################

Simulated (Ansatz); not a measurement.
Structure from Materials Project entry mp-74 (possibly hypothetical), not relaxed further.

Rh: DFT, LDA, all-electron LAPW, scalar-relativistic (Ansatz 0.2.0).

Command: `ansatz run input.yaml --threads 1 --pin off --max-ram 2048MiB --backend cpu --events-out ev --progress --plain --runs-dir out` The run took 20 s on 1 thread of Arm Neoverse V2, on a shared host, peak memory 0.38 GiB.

################

- _ACTION ITEM_: Print out each line of the data exactly.

- _RESPONSE AREA_:
Simulated (Ansatz); not a measurement.
Structure from Materials Project entry mp-74 (possibly hypothetical), not relaxed further.

Rh: DFT, LDA, all-electron LAPW, scalar-relativistic (Ansatz 0.2.0).

Command: `ansatz run input.yaml --threads 1 --pin off --max-ram 2048MiB --backend cpu --events-out ev --progress --plain --runs-dir out` The run took 20 s on 1 thread of Arm Neoverse V2, on a shared host, peak memory 0.38 GiB.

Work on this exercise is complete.